────────────────────────────────────────

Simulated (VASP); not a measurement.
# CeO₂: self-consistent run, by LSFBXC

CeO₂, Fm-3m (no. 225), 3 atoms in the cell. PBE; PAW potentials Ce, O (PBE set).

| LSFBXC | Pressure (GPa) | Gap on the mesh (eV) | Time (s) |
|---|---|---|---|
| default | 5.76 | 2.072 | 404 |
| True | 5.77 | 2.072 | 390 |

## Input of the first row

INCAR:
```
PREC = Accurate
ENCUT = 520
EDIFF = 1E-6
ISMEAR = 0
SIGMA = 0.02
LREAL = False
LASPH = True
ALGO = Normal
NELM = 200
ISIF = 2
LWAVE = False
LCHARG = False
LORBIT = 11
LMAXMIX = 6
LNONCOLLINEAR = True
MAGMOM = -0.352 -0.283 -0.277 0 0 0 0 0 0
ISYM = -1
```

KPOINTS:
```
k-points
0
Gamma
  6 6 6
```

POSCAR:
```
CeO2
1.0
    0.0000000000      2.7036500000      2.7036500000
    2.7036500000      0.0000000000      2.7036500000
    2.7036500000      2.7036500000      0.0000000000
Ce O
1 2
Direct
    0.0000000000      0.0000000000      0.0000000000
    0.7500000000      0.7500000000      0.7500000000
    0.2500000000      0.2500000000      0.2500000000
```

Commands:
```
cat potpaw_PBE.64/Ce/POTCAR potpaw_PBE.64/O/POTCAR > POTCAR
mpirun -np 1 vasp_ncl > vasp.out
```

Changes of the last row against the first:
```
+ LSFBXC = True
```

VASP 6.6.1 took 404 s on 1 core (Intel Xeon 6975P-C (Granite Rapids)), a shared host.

────────────────────────────────────────

**Exercise:**
Please transcribe, exactly and with nothing added, the lines from the first line of the material above through the line that contains "2.072 | 404 |".

**Expected answer:**
Simulated (VASP); not a measurement.
# CeO₂: self-consistent run, by LSFBXC

CeO₂, Fm-3m (no. 225), 3 atoms in the cell. PBE; PAW potentials Ce, O (PBE set).

| LSFBXC | Pressure (GPa) | Gap on the mesh (eV) | Time (s) |
|---|---|---|---|
| default | 5.76 | 2.072 | 404 |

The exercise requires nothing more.